WORK TASK ->
When you reach the listing, restate it word for word, leaving nothing out.

GIVEN INFORMATION ->
* * * * * * * * *

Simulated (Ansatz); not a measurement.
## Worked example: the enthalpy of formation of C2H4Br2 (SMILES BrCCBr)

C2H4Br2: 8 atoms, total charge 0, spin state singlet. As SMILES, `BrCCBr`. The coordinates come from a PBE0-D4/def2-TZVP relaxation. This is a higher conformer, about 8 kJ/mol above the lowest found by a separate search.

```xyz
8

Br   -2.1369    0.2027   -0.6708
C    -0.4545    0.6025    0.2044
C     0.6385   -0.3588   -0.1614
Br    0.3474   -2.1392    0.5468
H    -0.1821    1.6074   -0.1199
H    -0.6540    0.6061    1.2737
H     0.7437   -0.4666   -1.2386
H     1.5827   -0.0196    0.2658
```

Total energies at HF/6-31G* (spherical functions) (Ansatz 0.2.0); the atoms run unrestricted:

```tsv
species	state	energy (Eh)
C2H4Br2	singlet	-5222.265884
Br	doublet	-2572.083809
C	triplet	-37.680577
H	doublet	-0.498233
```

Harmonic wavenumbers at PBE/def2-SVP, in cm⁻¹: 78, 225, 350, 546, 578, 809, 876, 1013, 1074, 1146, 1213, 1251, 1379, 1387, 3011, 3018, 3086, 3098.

* * * * * * * * *

SOLUTION ->
Simulated (Ansatz); not a measurement.
## Worked example: the enthalpy of formation of C2H4Br2 (SMILES BrCCBr)

C2H4Br2: 8 atoms, total charge 0, spin state singlet. As SMILES, `BrCCBr`. The coordinates come from a PBE0-D4/def2-TZVP relaxation. This is a higher conformer, about 8 kJ/mol above the lowest found by a separate search.

```xyz
8

Br   -2.1369    0.2027   -0.6708
C    -0.4545    0.6025    0.2044
C     0.6385   -0.3588   -0.1614
Br    0.3474   -2.1392    0.5468
H    -0.1821    1.6074   -0.1199
H    -0.6540    0.6061    1.2737
H     0.7437   -0.4666   -1.2386
H     1.5827   -0.0196    0.2658
```

Total energies at HF/6-31G* (spherical functions) (Ansatz 0.2.0); the atoms run unrestricted:

```tsv
species	state	energy (Eh)
C2H4Br2	singlet	-5222.265884
Br	doublet	-2572.083809
C	triplet	-37.680577
H	doublet	-0.498233
```

Harmonic wavenumbers at PBE/def2-SVP, in cm⁻¹: 78, 225, 350, 546, 578, 809, 876, 1013, 1074, 1146, 1213, 1251, 1379, 1387, 3011, 3018, 3086, 3098.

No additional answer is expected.